____ EXTRACTED MATERIAL

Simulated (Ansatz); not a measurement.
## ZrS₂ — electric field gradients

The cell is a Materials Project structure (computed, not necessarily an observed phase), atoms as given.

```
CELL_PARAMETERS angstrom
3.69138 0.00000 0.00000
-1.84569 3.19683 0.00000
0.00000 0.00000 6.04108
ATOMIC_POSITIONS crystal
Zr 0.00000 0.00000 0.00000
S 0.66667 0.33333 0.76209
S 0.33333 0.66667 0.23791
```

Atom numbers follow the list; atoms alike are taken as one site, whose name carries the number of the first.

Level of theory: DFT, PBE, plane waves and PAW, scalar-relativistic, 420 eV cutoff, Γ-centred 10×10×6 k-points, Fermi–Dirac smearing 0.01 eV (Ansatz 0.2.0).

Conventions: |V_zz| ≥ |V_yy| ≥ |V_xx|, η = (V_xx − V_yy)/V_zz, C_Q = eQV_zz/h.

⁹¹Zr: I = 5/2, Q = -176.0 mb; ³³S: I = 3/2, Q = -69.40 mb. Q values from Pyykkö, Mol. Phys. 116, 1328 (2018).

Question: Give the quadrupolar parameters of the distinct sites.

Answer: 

________

• EXERCISE
Reproduce every record, making sure each one stays exactly the same.

• EXERCISE RESULT
Simulated (Ansatz); not a measurement.
## ZrS₂ — electric field gradients

The cell is a Materials Project structure (computed, not necessarily an observed phase), atoms as given.

```
CELL_PARAMETERS angstrom
3.69138 0.00000 0.00000
-1.84569 3.19683 0.00000
0.00000 0.00000 6.04108
ATOMIC_POSITIONS crystal
Zr 0.00000 0.00000 0.00000
S 0.66667 0.33333 0.76209
S 0.33333 0.66667 0.23791
```

Atom numbers follow the list; atoms alike are taken as one site, whose name carries the number of the first.

Level of theory: DFT, PBE, plane waves and PAW, scalar-relativistic, 420 eV cutoff, Γ-centred 10×10×6 k-points, Fermi–Dirac smearing 0.01 eV (Ansatz 0.2.0).

Conventions: |V_zz| ≥ |V_yy| ≥ |V_xx|, η = (V_xx − V_yy)/V_zz, C_Q = eQV_zz/h.

⁹¹Zr: I = 5/2, Q = -176.0 mb; ³³S: I = 3/2, Q = -69.40 mb. Q values from Pyykkö, Mol. Phys. 116, 1328 (2018).

Question: Give the quadrupolar parameters of the distinct sites.

Answer: 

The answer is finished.